*** Block opens ***
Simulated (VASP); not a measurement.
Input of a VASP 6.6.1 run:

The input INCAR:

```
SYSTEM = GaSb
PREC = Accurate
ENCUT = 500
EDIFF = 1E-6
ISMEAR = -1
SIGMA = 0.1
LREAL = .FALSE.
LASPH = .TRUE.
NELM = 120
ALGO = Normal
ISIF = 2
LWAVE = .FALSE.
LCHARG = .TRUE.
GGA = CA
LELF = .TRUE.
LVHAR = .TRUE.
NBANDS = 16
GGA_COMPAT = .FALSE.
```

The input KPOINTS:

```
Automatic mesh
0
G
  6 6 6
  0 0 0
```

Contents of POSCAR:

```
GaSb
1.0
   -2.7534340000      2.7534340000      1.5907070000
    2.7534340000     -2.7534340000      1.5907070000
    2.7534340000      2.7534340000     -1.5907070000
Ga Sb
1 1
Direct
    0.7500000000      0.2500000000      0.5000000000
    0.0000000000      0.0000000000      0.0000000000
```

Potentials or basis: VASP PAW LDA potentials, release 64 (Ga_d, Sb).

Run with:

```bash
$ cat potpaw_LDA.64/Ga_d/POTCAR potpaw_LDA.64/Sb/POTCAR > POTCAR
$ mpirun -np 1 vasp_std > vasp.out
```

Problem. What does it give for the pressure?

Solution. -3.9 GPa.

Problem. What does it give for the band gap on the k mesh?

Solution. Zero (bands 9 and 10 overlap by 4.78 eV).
*** Block closes ***

Using the data above, extract exactly the lines from the one that holds "Input of a VASP" to the one that holds "Problem. What does it give for the band", both ends included, and no others.

Input of a VASP 6.6.1 run:

The input INCAR:

```
SYSTEM = GaSb
PREC = Accurate
ENCUT = 500
EDIFF = 1E-6
ISMEAR = -1
SIGMA = 0.1
LREAL = .FALSE.
LASPH = .TRUE.
NELM = 120
ALGO = Normal
ISIF = 2
LWAVE = .FALSE.
LCHARG = .TRUE.
GGA = CA
LELF = .TRUE.
LVHAR = .TRUE.
NBANDS = 16
GGA_COMPAT = .FALSE.
```

The input KPOINTS:

```
Automatic mesh
0
G
  6 6 6
  0 0 0
```

Contents of POSCAR:

```
GaSb
1.0
   -2.7534340000      2.7534340000      1.5907070000
    2.7534340000     -2.7534340000      1.5907070000
    2.7534340000      2.7534340000     -1.5907070000
Ga Sb
1 1
Direct
    0.7500000000      0.2500000000      0.5000000000
    0.0000000000      0.0000000000      0.0000000000
```

Potentials or basis: VASP PAW LDA potentials, release 64 (Ga_d, Sb).

Run with:

```bash
$ cat potpaw_LDA.64/Ga_d/POTCAR potpaw_LDA.64/Sb/POTCAR > POTCAR
$ mpirun -np 1 vasp_std > vasp.out
```

Problem. What does it give for the pressure?

Solution. -3.9 GPa.

Problem. What does it give for the band gap on the k mesh?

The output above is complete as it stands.